◆ **PROVIDED RECORDS**:
----------

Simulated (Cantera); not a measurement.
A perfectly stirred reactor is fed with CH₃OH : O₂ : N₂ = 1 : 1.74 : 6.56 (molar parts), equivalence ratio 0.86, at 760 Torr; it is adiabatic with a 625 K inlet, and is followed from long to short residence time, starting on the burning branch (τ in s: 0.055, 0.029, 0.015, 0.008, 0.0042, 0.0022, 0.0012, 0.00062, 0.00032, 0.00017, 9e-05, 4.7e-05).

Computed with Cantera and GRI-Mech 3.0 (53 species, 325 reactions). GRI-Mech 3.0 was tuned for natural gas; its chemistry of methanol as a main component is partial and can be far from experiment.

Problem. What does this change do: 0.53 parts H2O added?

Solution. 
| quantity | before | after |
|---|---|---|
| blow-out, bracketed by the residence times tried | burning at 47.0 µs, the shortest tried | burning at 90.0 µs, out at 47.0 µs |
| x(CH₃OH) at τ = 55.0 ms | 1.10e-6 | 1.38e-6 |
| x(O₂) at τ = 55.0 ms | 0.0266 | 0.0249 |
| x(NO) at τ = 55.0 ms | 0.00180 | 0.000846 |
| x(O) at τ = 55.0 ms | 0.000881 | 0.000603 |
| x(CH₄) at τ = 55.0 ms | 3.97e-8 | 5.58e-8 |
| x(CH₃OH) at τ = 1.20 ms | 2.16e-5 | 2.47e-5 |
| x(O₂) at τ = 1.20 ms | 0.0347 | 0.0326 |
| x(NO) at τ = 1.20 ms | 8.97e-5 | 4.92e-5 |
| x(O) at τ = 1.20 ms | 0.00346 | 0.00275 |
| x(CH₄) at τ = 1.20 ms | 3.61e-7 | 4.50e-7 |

----------

◆ **WORK TASK**: Up to and including the line with "A perfectly stirred", output each line of the entries above exactly, starting from the first.

◆ **RESPONSE**:
Simulated (Cantera); not a measurement.
A perfectly stirred reactor is fed with CH₃OH : O₂ : N₂ = 1 : 1.74 : 6.56 (molar parts), equivalence ratio 0.86, at 760 Torr; it is adiabatic with a 625 K inlet, and is followed from long to short residence time, starting on the burning branch (τ in s: 0.055, 0.029, 0.015, 0.008, 0.0042, 0.0022, 0.0012, 0.00062, 0.00032, 0.00017, 9e-05, 4.7e-05).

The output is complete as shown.